****************************************
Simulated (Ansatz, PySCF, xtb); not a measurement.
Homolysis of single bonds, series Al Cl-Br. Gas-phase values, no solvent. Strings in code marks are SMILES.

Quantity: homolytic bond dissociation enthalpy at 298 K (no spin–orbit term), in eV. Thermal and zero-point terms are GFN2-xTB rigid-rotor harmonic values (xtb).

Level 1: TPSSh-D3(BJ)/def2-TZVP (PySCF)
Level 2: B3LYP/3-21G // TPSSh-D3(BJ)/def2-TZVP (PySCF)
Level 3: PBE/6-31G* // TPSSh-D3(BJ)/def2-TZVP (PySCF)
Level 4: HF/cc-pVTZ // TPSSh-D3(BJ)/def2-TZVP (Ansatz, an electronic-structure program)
****************************************

Work task:
Please print all the data again exactly as given.

Answer box:
Simulated (Ansatz, PySCF, xtb); not a measurement.
Homolysis of single bonds, series Al Cl-Br. Gas-phase values, no solvent. Strings in code marks are SMILES.

Quantity: homolytic bond dissociation enthalpy at 298 K (no spin–orbit term), in eV. Thermal and zero-point terms are GFN2-xTB rigid-rotor harmonic values (xtb).

Level 1: TPSSh-D3(BJ)/def2-TZVP (PySCF)
Level 2: B3LYP/3-21G // TPSSh-D3(BJ)/def2-TZVP (PySCF)
Level 3: PBE/6-31G* // TPSSh-D3(BJ)/def2-TZVP (PySCF)
Level 4: HF/cc-pVTZ // TPSSh-D3(BJ)/def2-TZVP (Ansatz, an electronic-structure program)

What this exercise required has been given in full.